(Dataset entries)

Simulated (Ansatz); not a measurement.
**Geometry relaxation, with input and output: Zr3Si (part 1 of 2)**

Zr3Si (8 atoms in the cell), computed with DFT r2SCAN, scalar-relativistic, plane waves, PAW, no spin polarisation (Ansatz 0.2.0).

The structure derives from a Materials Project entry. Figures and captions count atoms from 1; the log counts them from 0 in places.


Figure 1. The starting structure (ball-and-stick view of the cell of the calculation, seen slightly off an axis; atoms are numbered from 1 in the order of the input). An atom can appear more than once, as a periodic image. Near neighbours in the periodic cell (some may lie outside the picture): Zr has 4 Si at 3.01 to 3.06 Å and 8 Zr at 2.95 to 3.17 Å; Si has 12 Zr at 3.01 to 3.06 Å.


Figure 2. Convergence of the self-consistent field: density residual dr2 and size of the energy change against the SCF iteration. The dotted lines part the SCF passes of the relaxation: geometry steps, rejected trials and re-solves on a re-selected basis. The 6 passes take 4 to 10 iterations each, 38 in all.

(End Dataset entries)

Please print the lines from the start of the records up to and including the line with "The structure derives", copying each one exactly and leaving out the rest.

Simulated (Ansatz); not a measurement.
**Geometry relaxation, with input and output: Zr3Si (part 1 of 2)**

Zr3Si (8 atoms in the cell), computed with DFT r2SCAN, scalar-relativistic, plane waves, PAW, no spin polarisation (Ansatz 0.2.0).

The structure derives from a Materials Project entry. Figures and captions count atoms from 1; the log counts them from 0 in places.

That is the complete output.